# Work instruction
Each entry in the listing below should be restated word for word.

[Opening Dataset records section]

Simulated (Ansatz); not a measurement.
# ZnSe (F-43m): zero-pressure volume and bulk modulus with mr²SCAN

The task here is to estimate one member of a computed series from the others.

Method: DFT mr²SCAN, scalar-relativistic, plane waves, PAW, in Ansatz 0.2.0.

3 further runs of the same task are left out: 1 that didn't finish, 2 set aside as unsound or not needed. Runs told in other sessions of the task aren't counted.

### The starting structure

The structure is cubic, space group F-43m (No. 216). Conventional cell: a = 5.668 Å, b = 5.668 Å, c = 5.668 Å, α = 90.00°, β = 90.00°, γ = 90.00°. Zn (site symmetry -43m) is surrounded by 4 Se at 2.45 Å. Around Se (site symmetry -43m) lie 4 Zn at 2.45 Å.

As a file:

[Closing Dataset records section]

# Your solution
Simulated (Ansatz); not a measurement.
# ZnSe (F-43m): zero-pressure volume and bulk modulus with mr²SCAN

The task here is to estimate one member of a computed series from the others.

Method: DFT mr²SCAN, scalar-relativistic, plane waves, PAW, in Ansatz 0.2.0.

3 further runs of the same task are left out: 1 that didn't finish, 2 set aside as unsound or not needed. Runs told in other sessions of the task aren't counted.

### The starting structure

The structure is cubic, space group F-43m (No. 216). Conventional cell: a = 5.668 Å, b = 5.668 Å, c = 5.668 Å, α = 90.00°, β = 90.00°, γ = 90.00°. Zn (site symmetry -43m) is surrounded by 4 Se at 2.45 Å. Around Se (site symmetry -43m) lie 4 Zn at 2.45 Å.

As a file:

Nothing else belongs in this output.